Exercise =
Output the listing in full. Every line stays exactly as it is.

Data extracts =
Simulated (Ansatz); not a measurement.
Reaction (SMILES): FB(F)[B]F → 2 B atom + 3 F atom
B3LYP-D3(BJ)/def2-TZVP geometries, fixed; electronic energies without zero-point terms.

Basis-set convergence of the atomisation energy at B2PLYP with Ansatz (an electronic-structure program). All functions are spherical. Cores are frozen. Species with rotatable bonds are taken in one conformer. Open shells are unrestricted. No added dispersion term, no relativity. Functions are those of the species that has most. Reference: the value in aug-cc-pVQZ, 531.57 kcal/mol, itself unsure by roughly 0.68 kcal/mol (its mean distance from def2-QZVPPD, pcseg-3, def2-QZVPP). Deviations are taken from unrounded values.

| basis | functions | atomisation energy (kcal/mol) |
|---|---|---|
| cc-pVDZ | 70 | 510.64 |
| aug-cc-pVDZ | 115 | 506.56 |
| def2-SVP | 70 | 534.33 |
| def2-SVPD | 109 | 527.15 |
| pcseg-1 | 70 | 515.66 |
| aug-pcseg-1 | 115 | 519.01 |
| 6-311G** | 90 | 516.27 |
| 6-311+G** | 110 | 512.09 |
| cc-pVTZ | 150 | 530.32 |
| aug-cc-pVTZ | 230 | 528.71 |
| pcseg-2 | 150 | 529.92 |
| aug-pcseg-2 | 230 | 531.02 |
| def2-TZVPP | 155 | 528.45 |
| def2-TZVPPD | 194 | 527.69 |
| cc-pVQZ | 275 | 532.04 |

Solution =
Simulated (Ansatz); not a measurement.
Reaction (SMILES): FB(F)[B]F → 2 B atom + 3 F atom
B3LYP-D3(BJ)/def2-TZVP geometries, fixed; electronic energies without zero-point terms.

Basis-set convergence of the atomisation energy at B2PLYP with Ansatz (an electronic-structure program). All functions are spherical. Cores are frozen. Species with rotatable bonds are taken in one conformer. Open shells are unrestricted. No added dispersion term, no relativity. Functions are those of the species that has most. Reference: the value in aug-cc-pVQZ, 531.57 kcal/mol, itself unsure by roughly 0.68 kcal/mol (its mean distance from def2-QZVPPD, pcseg-3, def2-QZVPP). Deviations are taken from unrounded values.

| basis | functions | atomisation energy (kcal/mol) |
|---|---|---|
| cc-pVDZ | 70 | 510.64 |
| aug-cc-pVDZ | 115 | 506.56 |
| def2-SVP | 70 | 534.33 |
| def2-SVPD | 109 | 527.15 |
| pcseg-1 | 70 | 515.66 |
| aug-pcseg-1 | 115 | 519.01 |
| 6-311G** | 90 | 516.27 |
| 6-311+G** | 110 | 512.09 |
| cc-pVTZ | 150 | 530.32 |
| aug-cc-pVTZ | 230 | 528.71 |
| pcseg-2 | 150 | 529.92 |
| aug-pcseg-2 | 230 | 531.02 |
| def2-TZVPP | 155 | 528.45 |
| def2-TZVPPD | 194 | 527.69 |
| cc-pVQZ | 275 | 532.04 |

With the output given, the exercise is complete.